**INFORMATION GIVEN**
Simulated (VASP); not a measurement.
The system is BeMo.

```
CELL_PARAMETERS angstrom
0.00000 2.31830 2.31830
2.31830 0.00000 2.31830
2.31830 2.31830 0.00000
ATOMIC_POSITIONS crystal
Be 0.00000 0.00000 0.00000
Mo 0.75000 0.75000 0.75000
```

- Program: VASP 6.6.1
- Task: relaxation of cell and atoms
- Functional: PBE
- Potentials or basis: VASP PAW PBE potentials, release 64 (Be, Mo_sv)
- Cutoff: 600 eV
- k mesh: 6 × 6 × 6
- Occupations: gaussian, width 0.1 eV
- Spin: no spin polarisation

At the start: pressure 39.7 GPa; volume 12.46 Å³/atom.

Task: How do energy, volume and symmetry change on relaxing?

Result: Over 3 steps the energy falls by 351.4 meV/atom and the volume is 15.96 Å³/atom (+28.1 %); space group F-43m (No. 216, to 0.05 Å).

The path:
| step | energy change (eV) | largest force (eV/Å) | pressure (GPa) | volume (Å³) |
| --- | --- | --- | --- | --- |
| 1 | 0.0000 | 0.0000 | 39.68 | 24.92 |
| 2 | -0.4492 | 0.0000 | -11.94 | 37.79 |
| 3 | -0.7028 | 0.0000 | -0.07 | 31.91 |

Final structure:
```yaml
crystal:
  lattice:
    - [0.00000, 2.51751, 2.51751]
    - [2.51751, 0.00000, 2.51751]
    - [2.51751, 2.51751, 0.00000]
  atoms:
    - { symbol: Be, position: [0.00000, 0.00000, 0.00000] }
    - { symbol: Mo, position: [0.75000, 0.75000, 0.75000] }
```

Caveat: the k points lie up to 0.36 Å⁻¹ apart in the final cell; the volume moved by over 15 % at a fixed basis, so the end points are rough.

**TASK ITEM**
From the first line of the data through the line with "- Potentials or", quote each line exactly and add nothing else.

**RESPONSE**
Simulated (VASP); not a measurement.
The system is BeMo.

```
CELL_PARAMETERS angstrom
0.00000 2.31830 2.31830
2.31830 0.00000 2.31830
2.31830 2.31830 0.00000
ATOMIC_POSITIONS crystal
Be 0.00000 0.00000 0.00000
Mo 0.75000 0.75000 0.75000
```

- Program: VASP 6.6.1
- Task: relaxation of cell and atoms
- Functional: PBE
- Potentials or basis: VASP PAW PBE potentials, release 64 (Be, Mo_sv)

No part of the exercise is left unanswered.